(Supplied entries)

━━━━

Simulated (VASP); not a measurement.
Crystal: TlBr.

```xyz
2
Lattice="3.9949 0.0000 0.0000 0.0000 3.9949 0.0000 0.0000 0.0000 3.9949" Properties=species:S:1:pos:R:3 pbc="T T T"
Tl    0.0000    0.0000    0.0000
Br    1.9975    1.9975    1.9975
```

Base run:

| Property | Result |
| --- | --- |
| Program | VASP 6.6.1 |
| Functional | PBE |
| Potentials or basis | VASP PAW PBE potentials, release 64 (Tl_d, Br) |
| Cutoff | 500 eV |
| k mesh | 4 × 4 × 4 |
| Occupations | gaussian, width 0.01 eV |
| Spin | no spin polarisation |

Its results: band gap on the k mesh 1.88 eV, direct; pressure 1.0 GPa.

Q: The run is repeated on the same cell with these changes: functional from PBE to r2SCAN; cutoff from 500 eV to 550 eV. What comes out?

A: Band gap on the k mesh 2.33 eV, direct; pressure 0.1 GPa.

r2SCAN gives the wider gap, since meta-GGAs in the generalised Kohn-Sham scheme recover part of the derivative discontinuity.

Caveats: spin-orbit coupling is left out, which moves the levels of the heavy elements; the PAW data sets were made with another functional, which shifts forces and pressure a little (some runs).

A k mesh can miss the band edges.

━━━━

Give back exactly the lines of the listing, starting with the first and ending with the one bearing "mesh | 4 × 4 × 4 |". Add no other lines.

(Exercise result)
Simulated (VASP); not a measurement.
Crystal: TlBr.

```xyz
2
Lattice="3.9949 0.0000 0.0000 0.0000 3.9949 0.0000 0.0000 0.0000 3.9949" Properties=species:S:1:pos:R:3 pbc="T T T"
Tl    0.0000    0.0000    0.0000
Br    1.9975    1.9975    1.9975
```

Base run:

| Property | Result |
| --- | --- |
| Program | VASP 6.6.1 |
| Functional | PBE |
| Potentials or basis | VASP PAW PBE potentials, release 64 (Tl_d, Br) |
| Cutoff | 500 eV |
| k mesh | 4 × 4 × 4 |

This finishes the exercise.